▶ **Input data**:
——————
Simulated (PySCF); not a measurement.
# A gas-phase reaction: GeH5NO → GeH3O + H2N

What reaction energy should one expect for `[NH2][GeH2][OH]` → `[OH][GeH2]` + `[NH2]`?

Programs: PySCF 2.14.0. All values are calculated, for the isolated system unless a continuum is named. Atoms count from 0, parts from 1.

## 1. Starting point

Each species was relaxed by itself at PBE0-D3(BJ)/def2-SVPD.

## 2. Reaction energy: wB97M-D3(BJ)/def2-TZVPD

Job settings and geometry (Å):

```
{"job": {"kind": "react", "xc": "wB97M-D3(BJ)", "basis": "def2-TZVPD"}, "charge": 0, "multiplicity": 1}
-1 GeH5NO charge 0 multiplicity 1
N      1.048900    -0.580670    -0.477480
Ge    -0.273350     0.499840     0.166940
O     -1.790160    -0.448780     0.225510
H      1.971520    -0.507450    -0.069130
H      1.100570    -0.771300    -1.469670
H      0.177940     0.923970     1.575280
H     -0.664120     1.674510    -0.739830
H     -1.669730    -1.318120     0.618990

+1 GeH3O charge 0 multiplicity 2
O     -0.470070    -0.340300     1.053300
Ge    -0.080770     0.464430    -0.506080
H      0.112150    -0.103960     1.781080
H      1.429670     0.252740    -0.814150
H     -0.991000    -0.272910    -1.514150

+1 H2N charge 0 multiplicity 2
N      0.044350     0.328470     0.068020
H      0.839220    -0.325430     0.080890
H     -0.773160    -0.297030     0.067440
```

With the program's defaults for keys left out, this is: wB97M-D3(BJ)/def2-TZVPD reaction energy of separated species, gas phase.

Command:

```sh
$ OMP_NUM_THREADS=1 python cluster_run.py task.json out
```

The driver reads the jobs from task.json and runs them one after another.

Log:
——————

▶ **Requirement**: Only the lines from the start of the material through the line bearing "## 1. Starting point" are needed, restated exactly, with both end lines included.

▶ **Answer box**:
Simulated (PySCF); not a measurement.
# A gas-phase reaction: GeH5NO → GeH3O + H2N

What reaction energy should one expect for `[NH2][GeH2][OH]` → `[OH][GeH2]` + `[NH2]`?

Programs: PySCF 2.14.0. All values are calculated, for the isolated system unless a continuum is named. Atoms count from 0, parts from 1.

## 1. Starting point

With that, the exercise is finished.